» MATERIAL SUPPLIED:
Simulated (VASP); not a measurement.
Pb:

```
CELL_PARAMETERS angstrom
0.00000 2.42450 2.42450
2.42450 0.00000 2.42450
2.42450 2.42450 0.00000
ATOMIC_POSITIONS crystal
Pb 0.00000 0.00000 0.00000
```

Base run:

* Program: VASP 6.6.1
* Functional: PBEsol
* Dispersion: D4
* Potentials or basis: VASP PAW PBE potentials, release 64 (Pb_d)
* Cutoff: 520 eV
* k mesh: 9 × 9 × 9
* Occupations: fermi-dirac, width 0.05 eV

» WORK ITEM:
A word-for-word copy of the data is the expected answer.

» TASK SOLUTION:
Simulated (VASP); not a measurement.
Pb:

```
CELL_PARAMETERS angstrom
0.00000 2.42450 2.42450
2.42450 0.00000 2.42450
2.42450 2.42450 0.00000
ATOMIC_POSITIONS crystal
Pb 0.00000 0.00000 0.00000
```

Base run:

* Program: VASP 6.6.1
* Functional: PBEsol
* Dispersion: D4
* Potentials or basis: VASP PAW PBE potentials, release 64 (Pb_d)
* Cutoff: 520 eV
* k mesh: 9 × 9 × 9
* Occupations: fermi-dirac, width 0.05 eV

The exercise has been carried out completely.